_Exercise_
Copy nothing from the entries below except the lines from the one containing "The envelope obeys" through the one containing "Question. Matrices over", and copy those exactly.

_Given records_
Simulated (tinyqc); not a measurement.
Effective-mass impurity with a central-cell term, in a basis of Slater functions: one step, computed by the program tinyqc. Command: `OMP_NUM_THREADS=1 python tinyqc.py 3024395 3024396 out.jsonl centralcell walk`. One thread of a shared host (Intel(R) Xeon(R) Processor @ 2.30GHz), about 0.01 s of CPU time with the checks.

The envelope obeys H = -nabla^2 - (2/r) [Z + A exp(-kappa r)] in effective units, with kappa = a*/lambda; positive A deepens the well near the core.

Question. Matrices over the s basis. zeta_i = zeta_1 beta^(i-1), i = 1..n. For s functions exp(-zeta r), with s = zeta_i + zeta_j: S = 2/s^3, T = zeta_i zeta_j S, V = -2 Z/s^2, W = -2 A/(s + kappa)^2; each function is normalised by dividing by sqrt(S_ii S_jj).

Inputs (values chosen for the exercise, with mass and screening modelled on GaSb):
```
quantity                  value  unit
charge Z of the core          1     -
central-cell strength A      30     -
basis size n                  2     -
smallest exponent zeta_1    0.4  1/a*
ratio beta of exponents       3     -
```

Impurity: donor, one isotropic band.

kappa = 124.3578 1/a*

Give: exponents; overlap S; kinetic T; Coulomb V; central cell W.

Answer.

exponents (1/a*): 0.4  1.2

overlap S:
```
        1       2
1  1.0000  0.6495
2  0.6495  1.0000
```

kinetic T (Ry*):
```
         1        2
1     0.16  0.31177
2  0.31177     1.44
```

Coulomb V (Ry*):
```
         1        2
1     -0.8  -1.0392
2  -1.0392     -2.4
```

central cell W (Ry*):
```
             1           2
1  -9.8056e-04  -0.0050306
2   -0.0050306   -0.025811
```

_Task response_
The envelope obeys H = -nabla^2 - (2/r) [Z + A exp(-kappa r)] in effective units, with kappa = a*/lambda; positive A deepens the well near the core.

Question. Matrices over the s basis. zeta_i = zeta_1 beta^(i-1), i = 1..n. For s functions exp(-zeta r), with s = zeta_i + zeta_j: S = 2/s^3, T = zeta_i zeta_j S, V = -2 Z/s^2, W = -2 A/(s + kappa)^2; each function is normalised by dividing by sqrt(S_ii S_jj).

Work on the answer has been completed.